__EXERCISE__
Copy out, exactly, the first line of the entries below and every line after it through the one containing "C3 and C2 lie".

__LISTED RECORDS__
※

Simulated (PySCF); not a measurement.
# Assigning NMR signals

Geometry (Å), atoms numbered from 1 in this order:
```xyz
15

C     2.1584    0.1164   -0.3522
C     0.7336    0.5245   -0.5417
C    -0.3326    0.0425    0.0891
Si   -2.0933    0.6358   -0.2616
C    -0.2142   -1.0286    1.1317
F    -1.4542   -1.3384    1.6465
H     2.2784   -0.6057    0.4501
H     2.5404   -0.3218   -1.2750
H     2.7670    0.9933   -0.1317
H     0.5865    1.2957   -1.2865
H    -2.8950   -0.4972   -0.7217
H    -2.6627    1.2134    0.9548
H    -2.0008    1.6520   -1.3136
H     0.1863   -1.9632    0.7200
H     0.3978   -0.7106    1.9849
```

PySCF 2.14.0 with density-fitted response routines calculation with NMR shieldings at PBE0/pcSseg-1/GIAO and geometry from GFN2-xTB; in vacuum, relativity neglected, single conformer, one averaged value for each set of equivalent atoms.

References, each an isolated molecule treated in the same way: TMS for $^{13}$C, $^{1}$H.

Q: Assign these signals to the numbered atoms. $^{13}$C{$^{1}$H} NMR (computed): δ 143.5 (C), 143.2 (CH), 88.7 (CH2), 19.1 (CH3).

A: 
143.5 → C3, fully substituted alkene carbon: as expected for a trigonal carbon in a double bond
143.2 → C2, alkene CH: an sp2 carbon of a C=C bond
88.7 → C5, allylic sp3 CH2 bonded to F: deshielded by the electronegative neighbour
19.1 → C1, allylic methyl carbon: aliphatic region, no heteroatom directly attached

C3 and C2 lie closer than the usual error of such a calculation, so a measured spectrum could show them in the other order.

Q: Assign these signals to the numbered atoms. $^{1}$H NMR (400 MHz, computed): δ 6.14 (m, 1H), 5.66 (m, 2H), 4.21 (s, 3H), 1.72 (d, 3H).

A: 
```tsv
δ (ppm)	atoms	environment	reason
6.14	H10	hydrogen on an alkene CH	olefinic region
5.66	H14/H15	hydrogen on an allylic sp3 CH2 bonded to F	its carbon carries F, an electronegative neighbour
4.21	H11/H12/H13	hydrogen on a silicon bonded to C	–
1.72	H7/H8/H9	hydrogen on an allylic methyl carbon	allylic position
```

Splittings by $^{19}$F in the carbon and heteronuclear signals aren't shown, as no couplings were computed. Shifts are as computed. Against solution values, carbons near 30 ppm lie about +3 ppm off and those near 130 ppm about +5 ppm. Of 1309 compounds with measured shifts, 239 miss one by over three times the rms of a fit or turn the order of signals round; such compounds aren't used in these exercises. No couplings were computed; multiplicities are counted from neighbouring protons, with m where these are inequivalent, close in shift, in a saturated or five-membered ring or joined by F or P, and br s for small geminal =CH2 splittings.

※

__ANSWER SPACE__
Simulated (PySCF); not a measurement.
# Assigning NMR signals

Geometry (Å), atoms numbered from 1 in this order:
```xyz
15

C     2.1584    0.1164   -0.3522
C     0.7336    0.5245   -0.5417
C    -0.3326    0.0425    0.0891
Si   -2.0933    0.6358   -0.2616
C    -0.2142   -1.0286    1.1317
F    -1.4542   -1.3384    1.6465
H     2.2784   -0.6057    0.4501
H     2.5404   -0.3218   -1.2750
H     2.7670    0.9933   -0.1317
H     0.5865    1.2957   -1.2865
H    -2.8950   -0.4972   -0.7217
H    -2.6627    1.2134    0.9548
H    -2.0008    1.6520   -1.3136
H     0.1863   -1.9632    0.7200
H     0.3978   -0.7106    1.9849
```

PySCF 2.14.0 with density-fitted response routines calculation with NMR shieldings at PBE0/pcSseg-1/GIAO and geometry from GFN2-xTB; in vacuum, relativity neglected, single conformer, one averaged value for each set of equivalent atoms.

References, each an isolated molecule treated in the same way: TMS for $^{13}$C, $^{1}$H.

Q: Assign these signals to the numbered atoms. $^{13}$C{$^{1}$H} NMR (computed): δ 143.5 (C), 143.2 (CH), 88.7 (CH2), 19.1 (CH3).

A: 
143.5 → C3, fully substituted alkene carbon: as expected for a trigonal carbon in a double bond
143.2 → C2, alkene CH: an sp2 carbon of a C=C bond
88.7 → C5, allylic sp3 CH2 bonded to F: deshielded by the electronegative neighbour
19.1 → C1, allylic methyl carbon: aliphatic region, no heteroatom directly attached

C3 and C2 lie closer than the usual error of such a calculation, so a measured spectrum could show them in the other order.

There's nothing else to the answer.